═══

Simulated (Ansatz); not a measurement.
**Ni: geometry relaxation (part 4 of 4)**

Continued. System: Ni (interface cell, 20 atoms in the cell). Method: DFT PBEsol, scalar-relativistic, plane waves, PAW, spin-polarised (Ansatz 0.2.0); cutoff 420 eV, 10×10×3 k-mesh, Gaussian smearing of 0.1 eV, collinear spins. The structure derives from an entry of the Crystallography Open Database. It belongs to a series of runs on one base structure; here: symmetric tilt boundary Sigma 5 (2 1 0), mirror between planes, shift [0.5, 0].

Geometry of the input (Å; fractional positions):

═══

Work instruction - For this exercise, give every entry again exactly as it appears.

Solution -
Simulated (Ansatz); not a measurement.
**Ni: geometry relaxation (part 4 of 4)**

Continued. System: Ni (interface cell, 20 atoms in the cell). Method: DFT PBEsol, scalar-relativistic, plane waves, PAW, spin-polarised (Ansatz 0.2.0); cutoff 420 eV, 10×10×3 k-mesh, Gaussian smearing of 0.1 eV, collinear spins. The structure derives from an entry of the Crystallography Open Database. It belongs to a series of runs on one base structure; here: symmetric tilt boundary Sigma 5 (2 1 0), mirror between planes, shift [0.5, 0].

Geometry of the input (Å; fractional positions):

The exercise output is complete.